(Work instruction) Reproduce the following entries verbatim, each one complete.

(Record set)
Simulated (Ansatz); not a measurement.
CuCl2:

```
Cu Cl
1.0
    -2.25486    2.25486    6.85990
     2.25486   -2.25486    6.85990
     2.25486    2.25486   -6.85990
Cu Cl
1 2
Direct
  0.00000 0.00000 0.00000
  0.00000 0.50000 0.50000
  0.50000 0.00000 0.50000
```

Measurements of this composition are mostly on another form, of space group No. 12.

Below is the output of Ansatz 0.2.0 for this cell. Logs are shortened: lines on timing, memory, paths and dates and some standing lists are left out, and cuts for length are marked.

(Answer area)
Simulated (Ansatz); not a measurement.
CuCl2:

```
Cu Cl
1.0
    -2.25486    2.25486    6.85990
     2.25486   -2.25486    6.85990
     2.25486    2.25486   -6.85990
Cu Cl
1 2
Direct
  0.00000 0.00000 0.00000
  0.00000 0.50000 0.50000
  0.50000 0.00000 0.50000
```

Measurements of this composition are mostly on another form, of space group No. 12.

Below is the output of Ansatz 0.2.0 for this cell. Logs are shortened: lines on timing, memory, paths and dates and some standing lists are left out, and cuts for length are marked.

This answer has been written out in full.